Copy out, unchanged, every line from the start of the records to the line that contains "Transmission follows bond", and stop there.

= Beginning of Section =

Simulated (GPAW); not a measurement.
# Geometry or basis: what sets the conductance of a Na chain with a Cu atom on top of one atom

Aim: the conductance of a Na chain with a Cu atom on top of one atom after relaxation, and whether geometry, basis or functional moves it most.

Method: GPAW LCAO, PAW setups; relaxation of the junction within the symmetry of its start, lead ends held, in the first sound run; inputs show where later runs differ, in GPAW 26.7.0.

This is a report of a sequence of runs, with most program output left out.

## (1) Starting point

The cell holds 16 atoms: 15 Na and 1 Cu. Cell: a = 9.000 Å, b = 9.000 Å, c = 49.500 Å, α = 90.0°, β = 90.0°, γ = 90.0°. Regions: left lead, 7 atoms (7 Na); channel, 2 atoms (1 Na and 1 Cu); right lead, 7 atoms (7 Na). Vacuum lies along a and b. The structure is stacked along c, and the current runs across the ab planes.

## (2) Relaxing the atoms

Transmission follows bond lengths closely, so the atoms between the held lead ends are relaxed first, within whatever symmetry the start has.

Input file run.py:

= End of Section =

• _Exercise answer_:
Simulated (GPAW); not a measurement.
# Geometry or basis: what sets the conductance of a Na chain with a Cu atom on top of one atom

Aim: the conductance of a Na chain with a Cu atom on top of one atom after relaxation, and whether geometry, basis or functional moves it most.

Method: GPAW LCAO, PAW setups; relaxation of the junction within the symmetry of its start, lead ends held, in the first sound run; inputs show where later runs differ, in GPAW 26.7.0.

This is a report of a sequence of runs, with most program output left out.

## (1) Starting point

The cell holds 16 atoms: 15 Na and 1 Cu. Cell: a = 9.000 Å, b = 9.000 Å, c = 49.500 Å, α = 90.0°, β = 90.0°, γ = 90.0°. Regions: left lead, 7 atoms (7 Na); channel, 2 atoms (1 Na and 1 Cu); right lead, 7 atoms (7 Na). Vacuum lies along a and b. The structure is stacked along c, and the current runs across the ab planes.

## (2) Relaxing the atoms

Transmission follows bond lengths closely, so the atoms between the held lead ends are relaxed first, within whatever symmetry the start has.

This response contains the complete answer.